[Given records]
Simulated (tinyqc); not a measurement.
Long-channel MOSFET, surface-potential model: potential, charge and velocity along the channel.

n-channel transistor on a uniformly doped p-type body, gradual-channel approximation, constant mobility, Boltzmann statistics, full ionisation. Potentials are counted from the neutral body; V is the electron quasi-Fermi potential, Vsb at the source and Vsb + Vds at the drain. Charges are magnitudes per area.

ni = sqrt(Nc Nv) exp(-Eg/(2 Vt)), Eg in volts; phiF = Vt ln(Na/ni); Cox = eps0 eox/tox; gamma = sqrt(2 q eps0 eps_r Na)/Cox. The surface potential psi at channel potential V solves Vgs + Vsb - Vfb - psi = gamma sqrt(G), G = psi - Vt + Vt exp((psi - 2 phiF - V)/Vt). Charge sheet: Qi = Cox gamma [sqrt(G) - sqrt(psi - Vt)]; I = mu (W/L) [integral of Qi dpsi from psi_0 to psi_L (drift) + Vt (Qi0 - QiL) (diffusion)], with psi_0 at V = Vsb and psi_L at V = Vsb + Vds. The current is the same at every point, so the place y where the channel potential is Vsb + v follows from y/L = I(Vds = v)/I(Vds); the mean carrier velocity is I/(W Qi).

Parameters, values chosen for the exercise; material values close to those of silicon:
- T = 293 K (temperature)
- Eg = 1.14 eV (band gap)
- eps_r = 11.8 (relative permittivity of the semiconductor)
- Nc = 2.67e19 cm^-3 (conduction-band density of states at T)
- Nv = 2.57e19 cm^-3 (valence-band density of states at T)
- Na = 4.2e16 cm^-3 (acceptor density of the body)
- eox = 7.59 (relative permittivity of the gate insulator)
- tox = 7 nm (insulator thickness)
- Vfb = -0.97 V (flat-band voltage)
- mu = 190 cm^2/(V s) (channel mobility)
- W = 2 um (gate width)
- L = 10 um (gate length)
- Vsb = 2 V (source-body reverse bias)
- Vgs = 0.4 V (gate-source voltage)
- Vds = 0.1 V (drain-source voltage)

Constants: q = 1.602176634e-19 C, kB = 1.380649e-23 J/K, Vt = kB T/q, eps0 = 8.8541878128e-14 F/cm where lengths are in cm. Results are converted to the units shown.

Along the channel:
[/Given records]

◆ Activity ◆
If a line comes after the one that contains "n-channel transistor on", leave it out; return every line of the entries up to that point exactly, starting with the first, with that line included.

◆ Answer section ◆
Simulated (tinyqc); not a measurement.
Long-channel MOSFET, surface-potential model: potential, charge and velocity along the channel.

n-channel transistor on a uniformly doped p-type body, gradual-channel approximation, constant mobility, Boltzmann statistics, full ionisation. Potentials are counted from the neutral body; V is the electron quasi-Fermi potential, Vsb at the source and Vsb + Vds at the drain. Charges are magnitudes per area.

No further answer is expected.